**Requirement:** Repeat exactly, please, the lines that begin at the start of the listing and end at the line holding "The values span".

Listed records START

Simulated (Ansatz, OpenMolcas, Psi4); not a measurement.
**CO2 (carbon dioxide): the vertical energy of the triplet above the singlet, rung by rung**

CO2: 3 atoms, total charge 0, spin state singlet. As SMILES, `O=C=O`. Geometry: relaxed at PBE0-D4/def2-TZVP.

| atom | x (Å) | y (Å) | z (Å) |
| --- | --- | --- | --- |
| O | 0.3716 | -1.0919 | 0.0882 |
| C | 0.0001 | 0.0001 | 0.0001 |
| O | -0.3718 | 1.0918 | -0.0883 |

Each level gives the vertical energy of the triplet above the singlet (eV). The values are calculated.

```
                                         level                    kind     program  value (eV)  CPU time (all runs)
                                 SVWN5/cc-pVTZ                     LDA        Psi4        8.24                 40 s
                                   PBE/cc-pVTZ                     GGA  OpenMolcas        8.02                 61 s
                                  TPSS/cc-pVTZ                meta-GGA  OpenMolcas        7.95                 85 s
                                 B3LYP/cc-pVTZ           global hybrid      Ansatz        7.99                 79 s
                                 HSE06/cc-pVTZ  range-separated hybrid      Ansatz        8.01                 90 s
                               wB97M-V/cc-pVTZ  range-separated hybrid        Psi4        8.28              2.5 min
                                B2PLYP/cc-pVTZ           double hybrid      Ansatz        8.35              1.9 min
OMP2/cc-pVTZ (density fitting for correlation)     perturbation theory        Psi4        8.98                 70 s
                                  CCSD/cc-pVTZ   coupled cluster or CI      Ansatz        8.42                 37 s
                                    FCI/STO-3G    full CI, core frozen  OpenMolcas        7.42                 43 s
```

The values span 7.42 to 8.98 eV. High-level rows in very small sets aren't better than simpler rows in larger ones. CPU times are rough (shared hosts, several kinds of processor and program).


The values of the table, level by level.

Listed records END

**Written response:**
Simulated (Ansatz, OpenMolcas, Psi4); not a measurement.
**CO2 (carbon dioxide): the vertical energy of the triplet above the singlet, rung by rung**

CO2: 3 atoms, total charge 0, spin state singlet. As SMILES, `O=C=O`. Geometry: relaxed at PBE0-D4/def2-TZVP.

| atom | x (Å) | y (Å) | z (Å) |
| --- | --- | --- | --- |
| O | 0.3716 | -1.0919 | 0.0882 |
| C | 0.0001 | 0.0001 | 0.0001 |
| O | -0.3718 | 1.0918 | -0.0883 |

Each level gives the vertical energy of the triplet above the singlet (eV). The values are calculated.

```
                                         level                    kind     program  value (eV)  CPU time (all runs)
                                 SVWN5/cc-pVTZ                     LDA        Psi4        8.24                 40 s
                                   PBE/cc-pVTZ                     GGA  OpenMolcas        8.02                 61 s
                                  TPSS/cc-pVTZ                meta-GGA  OpenMolcas        7.95                 85 s
                                 B3LYP/cc-pVTZ           global hybrid      Ansatz        7.99                 79 s
                                 HSE06/cc-pVTZ  range-separated hybrid      Ansatz        8.01                 90 s
                               wB97M-V/cc-pVTZ  range-separated hybrid        Psi4        8.28              2.5 min
                                B2PLYP/cc-pVTZ           double hybrid      Ansatz        8.35              1.9 min
OMP2/cc-pVTZ (density fitting for correlation)     perturbation theory        Psi4        8.98                 70 s
                                  CCSD/cc-pVTZ   coupled cluster or CI      Ansatz        8.42                 37 s
                                    FCI/STO-3G    full CI, core frozen  OpenMolcas        7.42                 43 s
```

The values span 7.42 to 8.98 eV. High-level rows in very small sets aren't better than simpler rows in larger ones. CPU times are rough (shared hosts, several kinds of processor and program).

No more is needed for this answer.